Recorded data:
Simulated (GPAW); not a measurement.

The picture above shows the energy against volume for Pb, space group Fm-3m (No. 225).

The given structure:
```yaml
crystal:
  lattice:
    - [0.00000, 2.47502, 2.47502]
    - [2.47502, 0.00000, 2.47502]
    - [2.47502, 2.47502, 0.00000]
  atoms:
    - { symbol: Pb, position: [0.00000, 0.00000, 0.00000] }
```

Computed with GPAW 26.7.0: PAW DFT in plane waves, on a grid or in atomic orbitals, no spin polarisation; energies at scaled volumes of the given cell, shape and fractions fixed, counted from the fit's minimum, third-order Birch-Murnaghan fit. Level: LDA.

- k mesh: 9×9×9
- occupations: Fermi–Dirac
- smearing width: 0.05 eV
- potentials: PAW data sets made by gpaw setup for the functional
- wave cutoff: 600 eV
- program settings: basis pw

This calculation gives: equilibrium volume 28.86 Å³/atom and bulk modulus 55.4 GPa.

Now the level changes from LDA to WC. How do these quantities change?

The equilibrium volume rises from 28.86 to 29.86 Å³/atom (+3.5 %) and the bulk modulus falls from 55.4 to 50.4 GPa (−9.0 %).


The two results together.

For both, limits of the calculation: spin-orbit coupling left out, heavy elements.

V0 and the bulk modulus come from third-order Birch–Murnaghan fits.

Requirement: Your reply should hold only the lines from the first line of the records through the one with "- smearing width: 0.05 eV", reproduced word for word.

Answer section:
Simulated (GPAW); not a measurement.

The picture above shows the energy against volume for Pb, space group Fm-3m (No. 225).

The given structure:
```yaml
crystal:
  lattice:
    - [0.00000, 2.47502, 2.47502]
    - [2.47502, 0.00000, 2.47502]
    - [2.47502, 2.47502, 0.00000]
  atoms:
    - { symbol: Pb, position: [0.00000, 0.00000, 0.00000] }
```

Computed with GPAW 26.7.0: PAW DFT in plane waves, on a grid or in atomic orbitals, no spin polarisation; energies at scaled volumes of the given cell, shape and fractions fixed, counted from the fit's minimum, third-order Birch-Murnaghan fit. Level: LDA.

- k mesh: 9×9×9
- occupations: Fermi–Dirac
- smearing width: 0.05 eV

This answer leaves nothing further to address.